Your job with the data below: print everything from the line that holds "The cell is" down to the line that holds "0.19 | 0.00 | – |", ends included, exactly, and nothing else.

[Start of section]
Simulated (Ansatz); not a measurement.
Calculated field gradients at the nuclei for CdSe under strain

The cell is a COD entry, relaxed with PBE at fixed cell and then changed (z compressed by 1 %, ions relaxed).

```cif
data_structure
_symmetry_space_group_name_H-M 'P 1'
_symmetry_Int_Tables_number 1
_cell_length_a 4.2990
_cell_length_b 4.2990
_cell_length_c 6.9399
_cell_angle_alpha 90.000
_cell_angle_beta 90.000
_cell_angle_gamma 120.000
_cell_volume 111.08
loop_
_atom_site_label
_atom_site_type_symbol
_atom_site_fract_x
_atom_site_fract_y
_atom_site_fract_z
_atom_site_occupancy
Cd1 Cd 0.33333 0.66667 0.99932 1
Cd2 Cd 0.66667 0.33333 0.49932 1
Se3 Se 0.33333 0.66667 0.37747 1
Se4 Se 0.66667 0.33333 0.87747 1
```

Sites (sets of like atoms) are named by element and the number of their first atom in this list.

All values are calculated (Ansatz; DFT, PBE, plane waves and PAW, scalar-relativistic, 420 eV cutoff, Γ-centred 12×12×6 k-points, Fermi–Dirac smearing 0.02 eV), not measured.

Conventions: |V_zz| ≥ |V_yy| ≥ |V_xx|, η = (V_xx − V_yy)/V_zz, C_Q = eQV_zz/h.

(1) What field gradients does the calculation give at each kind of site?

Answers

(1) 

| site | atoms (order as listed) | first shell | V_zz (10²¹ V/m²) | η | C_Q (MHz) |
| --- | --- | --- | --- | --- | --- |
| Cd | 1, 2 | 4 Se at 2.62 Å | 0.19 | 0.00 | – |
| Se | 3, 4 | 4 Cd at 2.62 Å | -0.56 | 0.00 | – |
[End of section]

** Exercise output **
The cell is a COD entry, relaxed with PBE at fixed cell and then changed (z compressed by 1 %, ions relaxed).

```cif
data_structure
_symmetry_space_group_name_H-M 'P 1'
_symmetry_Int_Tables_number 1
_cell_length_a 4.2990
_cell_length_b 4.2990
_cell_length_c 6.9399
_cell_angle_alpha 90.000
_cell_angle_beta 90.000
_cell_angle_gamma 120.000
_cell_volume 111.08
loop_
_atom_site_label
_atom_site_type_symbol
_atom_site_fract_x
_atom_site_fract_y
_atom_site_fract_z
_atom_site_occupancy
Cd1 Cd 0.33333 0.66667 0.99932 1
Cd2 Cd 0.66667 0.33333 0.49932 1
Se3 Se 0.33333 0.66667 0.37747 1
Se4 Se 0.66667 0.33333 0.87747 1
```

Sites (sets of like atoms) are named by element and the number of their first atom in this list.

All values are calculated (Ansatz; DFT, PBE, plane waves and PAW, scalar-relativistic, 420 eV cutoff, Γ-centred 12×12×6 k-points, Fermi–Dirac smearing 0.02 eV), not measured.

Conventions: |V_zz| ≥ |V_yy| ≥ |V_xx|, η = (V_xx − V_yy)/V_zz, C_Q = eQV_zz/h.

(1) What field gradients does the calculation give at each kind of site?

Answers

(1) 

| site | atoms (order as listed) | first shell | V_zz (10²¹ V/m²) | η | C_Q (MHz) |
| --- | --- | --- | --- | --- | --- |
| Cd | 1, 2 | 4 Se at 2.62 Å | 0.19 | 0.00 | – |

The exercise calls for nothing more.